+ + +

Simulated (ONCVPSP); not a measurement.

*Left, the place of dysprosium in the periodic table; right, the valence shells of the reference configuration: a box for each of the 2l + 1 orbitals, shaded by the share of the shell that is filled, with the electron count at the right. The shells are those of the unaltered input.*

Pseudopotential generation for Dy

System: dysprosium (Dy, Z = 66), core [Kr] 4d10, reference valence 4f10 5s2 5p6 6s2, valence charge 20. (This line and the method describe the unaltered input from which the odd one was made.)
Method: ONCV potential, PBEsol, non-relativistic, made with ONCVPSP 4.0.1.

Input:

+ + +

What is needed is a word-for-word copy of the records above, from the first line through the line that contains "Method: ONCV potential, PBEsol, non-relativistic, made".

» **Exercise response**:
Simulated (ONCVPSP); not a measurement.

*Left, the place of dysprosium in the periodic table; right, the valence shells of the reference configuration: a box for each of the 2l + 1 orbitals, shaded by the share of the shell that is filled, with the electron count at the right. The shells are those of the unaltered input.*

Pseudopotential generation for Dy

System: dysprosium (Dy, Z = 66), core [Kr] 4d10, reference valence 4f10 5s2 5p6 6s2, valence charge 20. (This line and the method describe the unaltered input from which the odd one was made.)
Method: ONCV potential, PBEsol, non-relativistic, made with ONCVPSP 4.0.1.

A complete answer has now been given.